EXTRACTED RECORDS
————————

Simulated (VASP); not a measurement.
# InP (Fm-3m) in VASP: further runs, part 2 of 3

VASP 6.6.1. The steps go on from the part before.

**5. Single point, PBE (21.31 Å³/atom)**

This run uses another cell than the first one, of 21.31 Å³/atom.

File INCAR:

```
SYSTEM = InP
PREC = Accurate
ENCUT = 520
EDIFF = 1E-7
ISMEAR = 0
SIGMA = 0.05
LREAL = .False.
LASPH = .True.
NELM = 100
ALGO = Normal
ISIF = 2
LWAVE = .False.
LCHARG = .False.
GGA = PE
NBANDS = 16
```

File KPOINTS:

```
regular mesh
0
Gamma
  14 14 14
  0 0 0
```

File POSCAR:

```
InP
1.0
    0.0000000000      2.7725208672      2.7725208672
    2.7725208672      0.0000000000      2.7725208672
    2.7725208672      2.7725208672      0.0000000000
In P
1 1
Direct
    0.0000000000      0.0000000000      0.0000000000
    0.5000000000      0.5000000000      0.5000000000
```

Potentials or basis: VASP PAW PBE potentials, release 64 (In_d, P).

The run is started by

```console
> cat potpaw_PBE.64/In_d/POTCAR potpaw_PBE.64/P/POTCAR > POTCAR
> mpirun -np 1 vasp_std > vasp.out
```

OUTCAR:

————————

Write out the records above exactly, from the opening line to the line with "This run uses", including both, with nothing added.

EXERCISE SOLUTION
Simulated (VASP); not a measurement.
# InP (Fm-3m) in VASP: further runs, part 2 of 3

VASP 6.6.1. The steps go on from the part before.

**5. Single point, PBE (21.31 Å³/atom)**

This run uses another cell than the first one, of 21.31 Å³/atom.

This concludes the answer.